### Work instruction
Taking the line with "cell and atoms" as the first and the line with "At the start: pressure" as the last, set down exactly every line in that range from the entries below, and no more.

::::::::::

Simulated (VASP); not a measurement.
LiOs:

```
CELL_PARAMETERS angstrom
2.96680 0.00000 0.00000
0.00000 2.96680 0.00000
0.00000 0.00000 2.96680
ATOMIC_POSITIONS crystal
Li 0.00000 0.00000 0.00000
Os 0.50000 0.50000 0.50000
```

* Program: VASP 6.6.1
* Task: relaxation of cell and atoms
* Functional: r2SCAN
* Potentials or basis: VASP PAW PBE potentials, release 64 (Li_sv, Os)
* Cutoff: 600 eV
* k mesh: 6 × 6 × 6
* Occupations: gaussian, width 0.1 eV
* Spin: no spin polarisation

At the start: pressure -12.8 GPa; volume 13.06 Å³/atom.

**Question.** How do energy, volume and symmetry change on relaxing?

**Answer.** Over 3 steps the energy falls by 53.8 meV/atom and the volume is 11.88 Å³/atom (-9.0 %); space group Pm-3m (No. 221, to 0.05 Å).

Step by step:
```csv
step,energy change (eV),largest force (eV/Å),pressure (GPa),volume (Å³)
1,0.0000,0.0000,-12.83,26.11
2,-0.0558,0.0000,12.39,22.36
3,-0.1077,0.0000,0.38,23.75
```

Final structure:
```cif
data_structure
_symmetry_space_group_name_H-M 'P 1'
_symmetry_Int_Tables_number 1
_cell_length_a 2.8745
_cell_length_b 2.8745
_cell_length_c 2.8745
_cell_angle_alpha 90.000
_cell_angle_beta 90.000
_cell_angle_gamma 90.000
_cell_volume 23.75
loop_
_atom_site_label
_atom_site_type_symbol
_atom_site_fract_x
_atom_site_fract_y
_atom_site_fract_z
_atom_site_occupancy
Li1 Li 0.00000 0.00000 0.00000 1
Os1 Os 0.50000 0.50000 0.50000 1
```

::::::::::

### Written reply
* Task: relaxation of cell and atoms
* Functional: r2SCAN
* Potentials or basis: VASP PAW PBE potentials, release 64 (Li_sv, Os)
* Cutoff: 600 eV
* k mesh: 6 × 6 × 6
* Occupations: gaussian, width 0.1 eV
* Spin: no spin polarisation

At the start: pressure -12.8 GPa; volume 13.06 Å³/atom.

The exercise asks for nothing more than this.